| Activity |
Keeping each word and mark in place, write out the full listing once more.

╭─ Entries provided

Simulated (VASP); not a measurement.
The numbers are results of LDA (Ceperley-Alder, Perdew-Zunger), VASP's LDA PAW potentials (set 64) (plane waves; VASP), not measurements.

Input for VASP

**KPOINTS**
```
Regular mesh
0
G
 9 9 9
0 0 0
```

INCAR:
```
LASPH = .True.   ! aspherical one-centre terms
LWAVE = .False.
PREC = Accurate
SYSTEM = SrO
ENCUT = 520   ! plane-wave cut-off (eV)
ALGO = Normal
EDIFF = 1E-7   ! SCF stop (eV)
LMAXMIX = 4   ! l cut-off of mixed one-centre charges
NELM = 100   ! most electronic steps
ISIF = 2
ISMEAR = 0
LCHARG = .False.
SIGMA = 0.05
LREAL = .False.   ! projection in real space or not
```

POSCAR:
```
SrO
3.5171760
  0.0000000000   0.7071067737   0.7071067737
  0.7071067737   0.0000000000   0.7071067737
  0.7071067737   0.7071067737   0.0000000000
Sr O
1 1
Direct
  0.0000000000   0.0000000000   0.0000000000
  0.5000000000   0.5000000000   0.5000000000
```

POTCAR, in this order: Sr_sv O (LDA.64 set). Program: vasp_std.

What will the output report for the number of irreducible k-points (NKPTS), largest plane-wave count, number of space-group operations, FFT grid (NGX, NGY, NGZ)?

╰─

| Answer box |
Simulated (VASP); not a measurement.
The numbers are results of LDA (Ceperley-Alder, Perdew-Zunger), VASP's LDA PAW potentials (set 64) (plane waves; VASP), not measurements.

Input for VASP

**KPOINTS**
```
Regular mesh
0
G
 9 9 9
0 0 0
```

INCAR:
```
LASPH = .True.   ! aspherical one-centre terms
LWAVE = .False.
PREC = Accurate
SYSTEM = SrO
ENCUT = 520   ! plane-wave cut-off (eV)
ALGO = Normal
EDIFF = 1E-7   ! SCF stop (eV)
LMAXMIX = 4   ! l cut-off of mixed one-centre charges
NELM = 100   ! most electronic steps
ISIF = 2
ISMEAR = 0
LCHARG = .False.
SIGMA = 0.05
LREAL = .False.   ! projection in real space or not
```

POSCAR:
```
SrO
3.5171760
  0.0000000000   0.7071067737   0.7071067737
  0.7071067737   0.0000000000   0.7071067737
  0.7071067737   0.7071067737   0.0000000000
Sr O
1 1
Direct
  0.0000000000   0.0000000000   0.0000000000
  0.5000000000   0.5000000000   0.5000000000
```

POTCAR, in this order: Sr_sv O (LDA.64 set). Program: vasp_std.

What will the output report for the number of irreducible k-points (NKPTS), largest plane-wave count, number of space-group operations, FFT grid (NGX, NGY, NGZ)?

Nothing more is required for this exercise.